[[ DATASET EXCERPTS open ]]
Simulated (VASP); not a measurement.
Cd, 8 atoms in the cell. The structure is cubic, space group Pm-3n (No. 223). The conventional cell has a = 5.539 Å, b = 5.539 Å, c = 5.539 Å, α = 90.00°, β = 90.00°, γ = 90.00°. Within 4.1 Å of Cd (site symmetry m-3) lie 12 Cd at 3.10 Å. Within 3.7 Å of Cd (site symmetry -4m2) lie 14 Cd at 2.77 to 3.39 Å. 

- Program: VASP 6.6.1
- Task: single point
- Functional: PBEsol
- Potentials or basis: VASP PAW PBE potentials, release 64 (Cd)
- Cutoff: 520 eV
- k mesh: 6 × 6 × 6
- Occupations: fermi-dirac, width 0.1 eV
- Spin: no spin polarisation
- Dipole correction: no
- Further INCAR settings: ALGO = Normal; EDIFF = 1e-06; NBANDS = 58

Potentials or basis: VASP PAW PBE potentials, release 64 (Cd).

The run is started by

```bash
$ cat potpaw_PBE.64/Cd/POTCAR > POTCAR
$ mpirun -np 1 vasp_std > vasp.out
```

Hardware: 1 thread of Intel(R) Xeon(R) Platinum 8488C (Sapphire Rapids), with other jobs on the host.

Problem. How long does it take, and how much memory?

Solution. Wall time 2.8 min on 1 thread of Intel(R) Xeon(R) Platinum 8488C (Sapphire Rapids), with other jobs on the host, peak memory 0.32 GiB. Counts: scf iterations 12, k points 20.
[[ DATASET EXCERPTS closed ]]

#### [EXERCISE]
What do the lines above say from the one containing "- Cutoff: 520 eV" down to the one containing "Problem. How long"? Return them exactly, both end lines included, and only them.

#### [EXERCISE OUTPUT]
- Cutoff: 520 eV
- k mesh: 6 × 6 × 6
- Occupations: fermi-dirac, width 0.1 eV
- Spin: no spin polarisation
- Dipole correction: no
- Further INCAR settings: ALGO = Normal; EDIFF = 1e-06; NBANDS = 58

Potentials or basis: VASP PAW PBE potentials, release 64 (Cd).

The run is started by

```bash
$ cat potpaw_PBE.64/Cd/POTCAR > POTCAR
$ mpirun -np 1 vasp_std > vasp.out
```

Hardware: 1 thread of Intel(R) Xeon(R) Platinum 8488C (Sapphire Rapids), with other jobs on the host.

Problem. How long does it take, and how much memory?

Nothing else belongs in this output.